Raw data:
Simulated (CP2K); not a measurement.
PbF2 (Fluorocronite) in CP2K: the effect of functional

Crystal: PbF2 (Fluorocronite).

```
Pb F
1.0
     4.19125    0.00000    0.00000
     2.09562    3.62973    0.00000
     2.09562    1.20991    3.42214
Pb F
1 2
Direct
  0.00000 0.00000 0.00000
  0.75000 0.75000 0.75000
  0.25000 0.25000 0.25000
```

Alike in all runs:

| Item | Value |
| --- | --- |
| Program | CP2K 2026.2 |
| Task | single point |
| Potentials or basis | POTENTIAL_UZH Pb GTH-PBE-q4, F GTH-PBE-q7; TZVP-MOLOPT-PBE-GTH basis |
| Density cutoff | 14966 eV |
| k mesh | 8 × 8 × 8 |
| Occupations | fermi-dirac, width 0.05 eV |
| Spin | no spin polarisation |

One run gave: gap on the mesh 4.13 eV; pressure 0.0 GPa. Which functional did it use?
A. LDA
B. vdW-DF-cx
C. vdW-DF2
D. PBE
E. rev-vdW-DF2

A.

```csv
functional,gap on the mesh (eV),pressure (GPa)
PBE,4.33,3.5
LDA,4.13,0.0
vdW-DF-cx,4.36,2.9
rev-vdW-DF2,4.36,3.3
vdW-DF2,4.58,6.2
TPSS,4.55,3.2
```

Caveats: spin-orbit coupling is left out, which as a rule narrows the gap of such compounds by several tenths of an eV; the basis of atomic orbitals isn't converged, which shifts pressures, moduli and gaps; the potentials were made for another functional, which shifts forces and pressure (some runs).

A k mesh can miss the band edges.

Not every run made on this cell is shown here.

Requirement: All lines from the beginning of the material above through the one with "mesh | 8 × 8 × 8 |" need to be returned exactly; please return those and only those.

Written response:
Simulated (CP2K); not a measurement.
PbF2 (Fluorocronite) in CP2K: the effect of functional

Crystal: PbF2 (Fluorocronite).

```
Pb F
1.0
     4.19125    0.00000    0.00000
     2.09562    3.62973    0.00000
     2.09562    1.20991    3.42214
Pb F
1 2
Direct
  0.00000 0.00000 0.00000
  0.75000 0.75000 0.75000
  0.25000 0.25000 0.25000
```

Alike in all runs:

| Item | Value |
| --- | --- |
| Program | CP2K 2026.2 |
| Task | single point |
| Potentials or basis | POTENTIAL_UZH Pb GTH-PBE-q4, F GTH-PBE-q7; TZVP-MOLOPT-PBE-GTH basis |
| Density cutoff | 14966 eV |
| k mesh | 8 × 8 × 8 |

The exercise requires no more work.